• WORK TASK: Could you restate the entries below word for word?

• SUPPLIED ENTRIES:
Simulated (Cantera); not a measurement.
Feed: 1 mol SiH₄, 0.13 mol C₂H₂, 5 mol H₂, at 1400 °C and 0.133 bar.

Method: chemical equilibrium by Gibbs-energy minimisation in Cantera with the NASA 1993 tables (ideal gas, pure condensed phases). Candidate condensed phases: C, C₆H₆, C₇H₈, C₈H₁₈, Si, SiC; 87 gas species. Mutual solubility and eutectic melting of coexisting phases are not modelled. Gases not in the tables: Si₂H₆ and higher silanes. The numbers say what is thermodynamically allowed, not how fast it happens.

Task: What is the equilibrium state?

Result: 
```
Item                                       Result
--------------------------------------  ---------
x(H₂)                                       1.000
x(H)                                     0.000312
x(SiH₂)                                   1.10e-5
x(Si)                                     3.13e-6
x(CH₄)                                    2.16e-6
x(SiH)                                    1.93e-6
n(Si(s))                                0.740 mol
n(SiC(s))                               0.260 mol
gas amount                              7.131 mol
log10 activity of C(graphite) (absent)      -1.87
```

• REPLY:
Simulated (Cantera); not a measurement.
Feed: 1 mol SiH₄, 0.13 mol C₂H₂, 5 mol H₂, at 1400 °C and 0.133 bar.

Method: chemical equilibrium by Gibbs-energy minimisation in Cantera with the NASA 1993 tables (ideal gas, pure condensed phases). Candidate condensed phases: C, C₆H₆, C₇H₈, C₈H₁₈, Si, SiC; 87 gas species. Mutual solubility and eutectic melting of coexisting phases are not modelled. Gases not in the tables: Si₂H₆ and higher silanes. The numbers say what is thermodynamically allowed, not how fast it happens.

Task: What is the equilibrium state?

Result: 
```
Item                                       Result
--------------------------------------  ---------
x(H₂)                                       1.000
x(H)                                     0.000312
x(SiH₂)                                   1.10e-5
x(Si)                                     3.13e-6
x(CH₄)                                    2.16e-6
x(SiH)                                    1.93e-6
n(Si(s))                                0.740 mol
n(SiC(s))                               0.260 mol
gas amount                              7.131 mol
log10 activity of C(graphite) (absent)      -1.87
```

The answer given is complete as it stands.